Required action
The lines needed are those from the start of the records through the line holding "520 | 420 |", each copied exactly.

Raw data
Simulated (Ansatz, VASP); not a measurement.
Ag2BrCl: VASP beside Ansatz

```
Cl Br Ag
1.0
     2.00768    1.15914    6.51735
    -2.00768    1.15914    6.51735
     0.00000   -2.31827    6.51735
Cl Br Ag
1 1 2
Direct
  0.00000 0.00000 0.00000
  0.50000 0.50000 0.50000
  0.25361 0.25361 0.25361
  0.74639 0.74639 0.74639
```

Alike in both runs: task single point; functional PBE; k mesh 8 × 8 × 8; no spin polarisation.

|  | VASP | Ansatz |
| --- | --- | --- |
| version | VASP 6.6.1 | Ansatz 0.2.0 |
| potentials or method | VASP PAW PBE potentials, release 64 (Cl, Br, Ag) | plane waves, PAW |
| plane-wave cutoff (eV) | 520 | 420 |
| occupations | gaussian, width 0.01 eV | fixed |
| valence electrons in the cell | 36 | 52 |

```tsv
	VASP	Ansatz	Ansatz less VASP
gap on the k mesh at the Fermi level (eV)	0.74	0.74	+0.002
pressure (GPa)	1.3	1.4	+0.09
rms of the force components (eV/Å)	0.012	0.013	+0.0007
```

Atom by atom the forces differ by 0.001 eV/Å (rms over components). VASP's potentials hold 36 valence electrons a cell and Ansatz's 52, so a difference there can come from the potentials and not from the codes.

Problem solution
Simulated (Ansatz, VASP); not a measurement.
Ag2BrCl: VASP beside Ansatz

```
Cl Br Ag
1.0
     2.00768    1.15914    6.51735
    -2.00768    1.15914    6.51735
     0.00000   -2.31827    6.51735
Cl Br Ag
1 1 2
Direct
  0.00000 0.00000 0.00000
  0.50000 0.50000 0.50000
  0.25361 0.25361 0.25361
  0.74639 0.74639 0.74639
```

Alike in both runs: task single point; functional PBE; k mesh 8 × 8 × 8; no spin polarisation.

|  | VASP | Ansatz |
| --- | --- | --- |
| version | VASP 6.6.1 | Ansatz 0.2.0 |
| potentials or method | VASP PAW PBE potentials, release 64 (Cl, Br, Ag) | plane waves, PAW |
| plane-wave cutoff (eV) | 520 | 420 |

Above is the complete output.